Repeat the lines of the data that follow, please, starting at the first and stopping after the one with "VASP's potentials were".

--*--
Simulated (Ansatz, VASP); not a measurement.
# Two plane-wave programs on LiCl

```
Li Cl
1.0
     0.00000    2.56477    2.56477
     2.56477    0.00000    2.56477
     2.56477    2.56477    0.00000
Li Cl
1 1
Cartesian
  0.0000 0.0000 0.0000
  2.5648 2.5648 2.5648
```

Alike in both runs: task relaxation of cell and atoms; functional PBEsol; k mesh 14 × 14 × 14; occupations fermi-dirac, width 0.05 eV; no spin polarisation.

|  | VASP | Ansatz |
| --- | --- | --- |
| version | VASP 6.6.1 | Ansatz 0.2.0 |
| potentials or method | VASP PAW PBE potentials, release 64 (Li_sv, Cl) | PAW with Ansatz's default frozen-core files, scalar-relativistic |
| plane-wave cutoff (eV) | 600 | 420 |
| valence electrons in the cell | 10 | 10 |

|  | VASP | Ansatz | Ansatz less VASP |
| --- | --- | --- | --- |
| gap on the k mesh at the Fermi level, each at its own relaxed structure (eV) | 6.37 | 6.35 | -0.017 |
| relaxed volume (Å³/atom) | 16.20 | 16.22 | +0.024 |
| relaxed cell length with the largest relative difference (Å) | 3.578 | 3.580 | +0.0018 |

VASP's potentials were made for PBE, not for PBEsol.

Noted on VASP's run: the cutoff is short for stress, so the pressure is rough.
--*--

> Expected answer:
Simulated (Ansatz, VASP); not a measurement.
# Two plane-wave programs on LiCl

```
Li Cl
1.0
     0.00000    2.56477    2.56477
     2.56477    0.00000    2.56477
     2.56477    2.56477    0.00000
Li Cl
1 1
Cartesian
  0.0000 0.0000 0.0000
  2.5648 2.5648 2.5648
```

Alike in both runs: task relaxation of cell and atoms; functional PBEsol; k mesh 14 × 14 × 14; occupations fermi-dirac, width 0.05 eV; no spin polarisation.

|  | VASP | Ansatz |
| --- | --- | --- |
| version | VASP 6.6.1 | Ansatz 0.2.0 |
| potentials or method | VASP PAW PBE potentials, release 64 (Li_sv, Cl) | PAW with Ansatz's default frozen-core files, scalar-relativistic |
| plane-wave cutoff (eV) | 600 | 420 |
| valence electrons in the cell | 10 | 10 |

|  | VASP | Ansatz | Ansatz less VASP |
| --- | --- | --- | --- |
| gap on the k mesh at the Fermi level, each at its own relaxed structure (eV) | 6.37 | 6.35 | -0.017 |
| relaxed volume (Å³/atom) | 16.20 | 16.22 | +0.024 |
| relaxed cell length with the largest relative difference (Å) | 3.578 | 3.580 | +0.0018 |

VASP's potentials were made for PBE, not for PBEsol.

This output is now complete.